#### [RAW DATA]
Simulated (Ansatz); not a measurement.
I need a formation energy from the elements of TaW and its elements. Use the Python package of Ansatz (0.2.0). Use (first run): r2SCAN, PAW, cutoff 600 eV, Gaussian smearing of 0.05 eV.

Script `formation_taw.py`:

#### [EXERCISE]
Give again, exactly as written, the lines running from the first line of the data above through the line that contains "I need a formation".

#### [RESPONSE AREA]
Simulated (Ansatz); not a measurement.
I need a formation energy from the elements of TaW and its elements. Use the Python package of Ansatz (0.2.0). Use (first run): r2SCAN, PAW, cutoff 600 eV, Gaussian smearing of 0.05 eV.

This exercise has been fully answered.